> **ASSIGNMENT**:
Please write out exactly the lines of the data below from the line holding "release 64 (N) |" through the line holding "Task: Where does the relaxation end?", and leave out the rest.

◇ ◇ ◇ ◇ ◇ ◇ ◇

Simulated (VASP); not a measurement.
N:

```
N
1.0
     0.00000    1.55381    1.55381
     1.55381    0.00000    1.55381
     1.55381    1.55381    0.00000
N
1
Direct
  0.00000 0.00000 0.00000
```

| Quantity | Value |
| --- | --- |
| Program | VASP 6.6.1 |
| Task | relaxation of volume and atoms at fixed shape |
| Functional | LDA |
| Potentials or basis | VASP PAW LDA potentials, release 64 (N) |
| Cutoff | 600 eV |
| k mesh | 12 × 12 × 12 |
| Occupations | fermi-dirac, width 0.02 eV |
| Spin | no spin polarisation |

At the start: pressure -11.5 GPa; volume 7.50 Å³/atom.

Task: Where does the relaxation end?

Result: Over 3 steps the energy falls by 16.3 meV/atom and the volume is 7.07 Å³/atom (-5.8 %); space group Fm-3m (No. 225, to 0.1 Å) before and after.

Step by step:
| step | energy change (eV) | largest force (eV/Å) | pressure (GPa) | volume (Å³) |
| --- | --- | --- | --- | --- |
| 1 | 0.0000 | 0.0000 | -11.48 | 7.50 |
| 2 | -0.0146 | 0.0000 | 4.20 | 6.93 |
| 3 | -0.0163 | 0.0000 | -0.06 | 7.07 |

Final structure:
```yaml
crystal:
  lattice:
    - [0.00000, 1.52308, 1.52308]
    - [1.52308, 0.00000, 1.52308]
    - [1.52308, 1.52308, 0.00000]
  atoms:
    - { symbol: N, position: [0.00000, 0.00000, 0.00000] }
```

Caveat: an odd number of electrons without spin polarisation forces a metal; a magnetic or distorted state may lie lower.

◇ ◇ ◇ ◇ ◇ ◇ ◇

> **TASK RESPONSE**:
| Potentials or basis | VASP PAW LDA potentials, release 64 (N) |
| Cutoff | 600 eV |
| k mesh | 12 × 12 × 12 |
| Occupations | fermi-dirac, width 0.02 eV |
| Spin | no spin polarisation |

At the start: pressure -11.5 GPa; volume 7.50 Å³/atom.

Task: Where does the relaxation end?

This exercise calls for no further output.